Material provided:
>>>>
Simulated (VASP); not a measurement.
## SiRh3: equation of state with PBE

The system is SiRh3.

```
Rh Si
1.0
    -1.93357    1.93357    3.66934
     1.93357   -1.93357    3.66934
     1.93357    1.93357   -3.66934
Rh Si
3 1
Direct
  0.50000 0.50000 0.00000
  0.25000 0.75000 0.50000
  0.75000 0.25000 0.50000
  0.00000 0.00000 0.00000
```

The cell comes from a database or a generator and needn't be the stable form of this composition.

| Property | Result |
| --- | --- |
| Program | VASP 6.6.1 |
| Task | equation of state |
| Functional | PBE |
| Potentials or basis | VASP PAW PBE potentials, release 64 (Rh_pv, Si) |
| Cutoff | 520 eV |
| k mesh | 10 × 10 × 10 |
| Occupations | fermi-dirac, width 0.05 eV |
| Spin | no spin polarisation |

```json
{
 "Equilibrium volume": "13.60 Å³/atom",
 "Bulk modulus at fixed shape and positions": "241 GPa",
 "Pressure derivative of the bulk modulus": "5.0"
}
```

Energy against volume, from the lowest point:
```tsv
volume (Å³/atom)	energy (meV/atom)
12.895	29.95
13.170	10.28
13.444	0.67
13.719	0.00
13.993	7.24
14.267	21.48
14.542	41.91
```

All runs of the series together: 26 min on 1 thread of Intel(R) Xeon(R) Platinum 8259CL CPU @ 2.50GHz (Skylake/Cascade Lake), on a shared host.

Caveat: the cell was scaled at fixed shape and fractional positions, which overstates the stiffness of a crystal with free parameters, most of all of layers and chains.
<<<<

Exercise:
The answer should consist of the lines from the first line of the entries through the line with "All runs of", copied exactly.

Answer area:
Simulated (VASP); not a measurement.
## SiRh3: equation of state with PBE

The system is SiRh3.

```
Rh Si
1.0
    -1.93357    1.93357    3.66934
     1.93357   -1.93357    3.66934
     1.93357    1.93357   -3.66934
Rh Si
3 1
Direct
  0.50000 0.50000 0.00000
  0.25000 0.75000 0.50000
  0.75000 0.25000 0.50000
  0.00000 0.00000 0.00000
```

The cell comes from a database or a generator and needn't be the stable form of this composition.

| Property | Result |
| --- | --- |
| Program | VASP 6.6.1 |
| Task | equation of state |
| Functional | PBE |
| Potentials or basis | VASP PAW PBE potentials, release 64 (Rh_pv, Si) |
| Cutoff | 520 eV |
| k mesh | 10 × 10 × 10 |
| Occupations | fermi-dirac, width 0.05 eV |
| Spin | no spin polarisation |

```json
{
 "Equilibrium volume": "13.60 Å³/atom",
 "Bulk modulus at fixed shape and positions": "241 GPa",
 "Pressure derivative of the bulk modulus": "5.0"
}
```

Energy against volume, from the lowest point:
```tsv
volume (Å³/atom)	energy (meV/atom)
12.895	29.95
13.170	10.28
13.444	0.67
13.719	0.00
13.993	7.24
14.267	21.48
14.542	41.91
```

All runs of the series together: 26 min on 1 thread of Intel(R) Xeon(R) Platinum 8259CL CPU @ 2.50GHz (Skylake/Cascade Lake), on a shared host.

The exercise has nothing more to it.